Please give back word for word the lines below, from the first one through the one with "Miller indices refer".

[Opening STUDY MATERIAL section]

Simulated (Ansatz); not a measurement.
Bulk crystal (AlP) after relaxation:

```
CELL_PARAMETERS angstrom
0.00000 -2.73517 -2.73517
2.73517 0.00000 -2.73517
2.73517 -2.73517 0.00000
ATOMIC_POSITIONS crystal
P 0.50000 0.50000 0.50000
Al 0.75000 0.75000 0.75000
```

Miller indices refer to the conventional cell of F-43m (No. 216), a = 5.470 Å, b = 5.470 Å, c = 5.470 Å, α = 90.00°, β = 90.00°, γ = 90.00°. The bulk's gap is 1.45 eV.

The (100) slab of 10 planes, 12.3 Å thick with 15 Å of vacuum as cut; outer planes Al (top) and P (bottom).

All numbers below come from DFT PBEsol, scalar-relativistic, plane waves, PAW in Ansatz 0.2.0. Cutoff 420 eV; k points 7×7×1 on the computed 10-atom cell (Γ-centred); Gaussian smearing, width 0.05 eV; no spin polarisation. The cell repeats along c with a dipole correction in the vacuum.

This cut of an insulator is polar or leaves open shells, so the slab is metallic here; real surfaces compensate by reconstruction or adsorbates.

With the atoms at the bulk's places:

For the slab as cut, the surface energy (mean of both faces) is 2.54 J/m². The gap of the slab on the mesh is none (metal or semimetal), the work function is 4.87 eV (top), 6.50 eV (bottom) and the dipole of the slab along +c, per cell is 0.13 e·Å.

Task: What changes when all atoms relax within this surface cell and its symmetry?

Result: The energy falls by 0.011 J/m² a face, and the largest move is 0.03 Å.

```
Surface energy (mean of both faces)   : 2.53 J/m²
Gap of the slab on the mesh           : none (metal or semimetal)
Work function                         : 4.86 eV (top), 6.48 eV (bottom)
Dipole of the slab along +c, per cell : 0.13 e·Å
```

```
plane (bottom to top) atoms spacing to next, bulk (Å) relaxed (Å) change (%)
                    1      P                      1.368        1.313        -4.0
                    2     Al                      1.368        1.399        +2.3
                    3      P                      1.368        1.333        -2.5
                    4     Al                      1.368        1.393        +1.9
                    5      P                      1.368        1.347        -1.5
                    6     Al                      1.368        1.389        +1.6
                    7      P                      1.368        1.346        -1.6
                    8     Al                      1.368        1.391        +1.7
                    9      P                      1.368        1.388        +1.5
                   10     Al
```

[Closing STUDY MATERIAL section]

_PROBLEM SOLUTION_:
Simulated (Ansatz); not a measurement.
Bulk crystal (AlP) after relaxation:

```
CELL_PARAMETERS angstrom
0.00000 -2.73517 -2.73517
2.73517 0.00000 -2.73517
2.73517 -2.73517 0.00000
ATOMIC_POSITIONS crystal
P 0.50000 0.50000 0.50000
Al 0.75000 0.75000 0.75000
```

Miller indices refer to the conventional cell of F-43m (No. 216), a = 5.470 Å, b = 5.470 Å, c = 5.470 Å, α = 90.00°, β = 90.00°, γ = 90.00°. The bulk's gap is 1.45 eV.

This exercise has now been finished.